* [REQUIRED ACTION]:
Return only the lines running from the top of the entries to the line with "Psi4 was given", inclusive, exactly as written.

>>>

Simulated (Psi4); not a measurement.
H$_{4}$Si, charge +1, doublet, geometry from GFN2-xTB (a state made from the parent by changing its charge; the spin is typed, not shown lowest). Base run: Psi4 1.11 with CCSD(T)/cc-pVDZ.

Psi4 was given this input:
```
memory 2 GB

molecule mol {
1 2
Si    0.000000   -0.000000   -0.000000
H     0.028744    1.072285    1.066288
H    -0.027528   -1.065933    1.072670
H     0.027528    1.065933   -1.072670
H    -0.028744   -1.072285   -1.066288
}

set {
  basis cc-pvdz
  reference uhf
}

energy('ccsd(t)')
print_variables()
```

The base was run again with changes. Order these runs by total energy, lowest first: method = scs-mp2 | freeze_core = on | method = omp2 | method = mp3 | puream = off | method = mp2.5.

<<<

* [EXPECTED ANSWER]:
Simulated (Psi4); not a measurement.
H$_{4}$Si, charge +1, doublet, geometry from GFN2-xTB (a state made from the parent by changing its charge; the spin is typed, not shown lowest). Base run: Psi4 1.11 with CCSD(T)/cc-pVDZ.

Psi4 was given this input:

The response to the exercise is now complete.